= = = = =
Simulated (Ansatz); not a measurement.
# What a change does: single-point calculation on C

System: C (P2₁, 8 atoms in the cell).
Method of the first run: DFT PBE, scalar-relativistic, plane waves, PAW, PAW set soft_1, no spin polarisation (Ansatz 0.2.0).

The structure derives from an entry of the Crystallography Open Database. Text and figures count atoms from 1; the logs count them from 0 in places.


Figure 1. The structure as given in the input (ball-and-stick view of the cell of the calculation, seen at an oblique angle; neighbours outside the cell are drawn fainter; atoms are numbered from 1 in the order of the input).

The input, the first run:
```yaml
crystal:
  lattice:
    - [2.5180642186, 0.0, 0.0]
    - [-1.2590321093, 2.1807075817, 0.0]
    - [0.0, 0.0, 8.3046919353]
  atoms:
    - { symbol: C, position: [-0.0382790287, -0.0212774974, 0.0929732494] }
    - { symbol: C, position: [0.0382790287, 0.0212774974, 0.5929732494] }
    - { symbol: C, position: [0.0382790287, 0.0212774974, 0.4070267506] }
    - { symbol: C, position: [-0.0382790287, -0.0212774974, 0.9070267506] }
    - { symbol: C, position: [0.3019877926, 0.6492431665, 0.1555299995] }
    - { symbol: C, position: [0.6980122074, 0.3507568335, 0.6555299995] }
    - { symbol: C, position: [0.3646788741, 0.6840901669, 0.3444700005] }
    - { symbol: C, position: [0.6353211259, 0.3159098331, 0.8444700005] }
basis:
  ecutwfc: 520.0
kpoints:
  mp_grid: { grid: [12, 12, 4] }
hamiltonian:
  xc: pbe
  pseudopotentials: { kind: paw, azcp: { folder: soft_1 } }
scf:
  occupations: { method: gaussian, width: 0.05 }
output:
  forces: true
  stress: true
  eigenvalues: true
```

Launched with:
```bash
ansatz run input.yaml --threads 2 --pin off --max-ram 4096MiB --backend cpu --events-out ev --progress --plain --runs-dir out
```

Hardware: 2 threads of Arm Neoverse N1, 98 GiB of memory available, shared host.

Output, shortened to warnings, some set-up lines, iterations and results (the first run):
= = = = =

Start at the first line of the entries and stop at the line with "The structure derives". Retype each of those lines exactly, both ends included.

Worked solution:
Simulated (Ansatz); not a measurement.
# What a change does: single-point calculation on C

System: C (P2₁, 8 atoms in the cell).
Method of the first run: DFT PBE, scalar-relativistic, plane waves, PAW, PAW set soft_1, no spin polarisation (Ansatz 0.2.0).

The structure derives from an entry of the Crystallography Open Database. Text and figures count atoms from 1; the logs count them from 0 in places.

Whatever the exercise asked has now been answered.